(Supplied material begins)
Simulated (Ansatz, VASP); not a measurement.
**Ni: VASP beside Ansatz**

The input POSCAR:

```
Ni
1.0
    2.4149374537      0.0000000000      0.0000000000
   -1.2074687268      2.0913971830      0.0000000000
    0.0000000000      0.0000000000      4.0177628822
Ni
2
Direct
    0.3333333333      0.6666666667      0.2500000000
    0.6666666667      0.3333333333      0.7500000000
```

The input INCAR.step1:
(Supplied material ends)

→ Exercise:
Word for word and line for line, give the material again.

→ Response box:
Simulated (Ansatz, VASP); not a measurement.
**Ni: VASP beside Ansatz**

The input POSCAR:

```
Ni
1.0
    2.4149374537      0.0000000000      0.0000000000
   -1.2074687268      2.0913971830      0.0000000000
    0.0000000000      0.0000000000      4.0177628822
Ni
2
Direct
    0.3333333333      0.6666666667      0.2500000000
    0.6666666667      0.3333333333      0.7500000000
```

The input INCAR.step1:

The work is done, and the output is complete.